### [ASSIGNED TASK]
Please reproduce every entry, keeping each one exact.

### [DATASET ENTRIES]
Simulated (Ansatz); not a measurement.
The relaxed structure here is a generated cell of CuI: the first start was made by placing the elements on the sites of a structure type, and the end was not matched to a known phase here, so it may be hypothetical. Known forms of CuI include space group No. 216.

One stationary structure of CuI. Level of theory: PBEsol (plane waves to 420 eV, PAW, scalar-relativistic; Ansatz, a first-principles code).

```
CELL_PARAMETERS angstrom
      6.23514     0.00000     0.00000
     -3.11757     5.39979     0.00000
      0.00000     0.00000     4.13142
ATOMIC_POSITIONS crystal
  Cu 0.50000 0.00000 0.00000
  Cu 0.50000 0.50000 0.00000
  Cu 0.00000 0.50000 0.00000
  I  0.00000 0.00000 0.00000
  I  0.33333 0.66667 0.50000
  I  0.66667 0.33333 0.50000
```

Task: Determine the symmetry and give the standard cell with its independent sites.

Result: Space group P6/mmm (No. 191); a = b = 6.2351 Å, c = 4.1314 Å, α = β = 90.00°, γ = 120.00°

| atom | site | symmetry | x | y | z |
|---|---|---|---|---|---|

### [WRITTEN REPLY]
Simulated (Ansatz); not a measurement.
The relaxed structure here is a generated cell of CuI: the first start was made by placing the elements on the sites of a structure type, and the end was not matched to a known phase here, so it may be hypothetical. Known forms of CuI include space group No. 216.

One stationary structure of CuI. Level of theory: PBEsol (plane waves to 420 eV, PAW, scalar-relativistic; Ansatz, a first-principles code).

```
CELL_PARAMETERS angstrom
      6.23514     0.00000     0.00000
     -3.11757     5.39979     0.00000
      0.00000     0.00000     4.13142
ATOMIC_POSITIONS crystal
  Cu 0.50000 0.00000 0.00000
  Cu 0.50000 0.50000 0.00000
  Cu 0.00000 0.50000 0.00000
  I  0.00000 0.00000 0.00000
  I  0.33333 0.66667 0.50000
  I  0.66667 0.33333 0.50000
```

Task: Determine the symmetry and give the standard cell with its independent sites.

Result: Space group P6/mmm (No. 191); a = b = 6.2351 Å, c = 4.1314 Å, α = β = 90.00°, γ = 120.00°

| atom | site | symmetry | x | y | z |
|---|---|---|---|---|---|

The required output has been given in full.